'''
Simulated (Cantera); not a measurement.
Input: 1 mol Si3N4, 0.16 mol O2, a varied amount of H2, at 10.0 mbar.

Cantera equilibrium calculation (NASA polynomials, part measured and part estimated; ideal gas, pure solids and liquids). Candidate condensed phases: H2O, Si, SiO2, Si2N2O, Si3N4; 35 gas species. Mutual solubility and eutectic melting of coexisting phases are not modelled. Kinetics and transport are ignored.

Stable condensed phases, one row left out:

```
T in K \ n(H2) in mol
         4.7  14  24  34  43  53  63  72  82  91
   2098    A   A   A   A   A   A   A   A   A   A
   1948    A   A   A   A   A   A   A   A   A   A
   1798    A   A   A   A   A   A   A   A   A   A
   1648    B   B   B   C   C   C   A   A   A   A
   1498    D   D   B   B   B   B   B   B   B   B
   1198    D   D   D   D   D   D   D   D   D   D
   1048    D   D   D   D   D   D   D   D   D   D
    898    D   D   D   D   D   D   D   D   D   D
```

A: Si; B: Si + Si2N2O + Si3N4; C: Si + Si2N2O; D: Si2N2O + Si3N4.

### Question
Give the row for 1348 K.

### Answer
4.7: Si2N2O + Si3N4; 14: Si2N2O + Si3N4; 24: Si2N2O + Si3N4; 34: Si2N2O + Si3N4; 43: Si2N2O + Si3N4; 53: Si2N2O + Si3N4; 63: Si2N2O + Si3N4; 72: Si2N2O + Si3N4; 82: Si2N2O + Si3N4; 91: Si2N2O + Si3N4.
'''

- _EXERCISE_
Only one stretch is wanted, so please give again exactly the lines from the start of the data through the line containing "Input: 1 mol", both ends included.

- _ANSWER SPACE_
Simulated (Cantera); not a measurement.
Input: 1 mol Si3N4, 0.16 mol O2, a varied amount of H2, at 10.0 mbar.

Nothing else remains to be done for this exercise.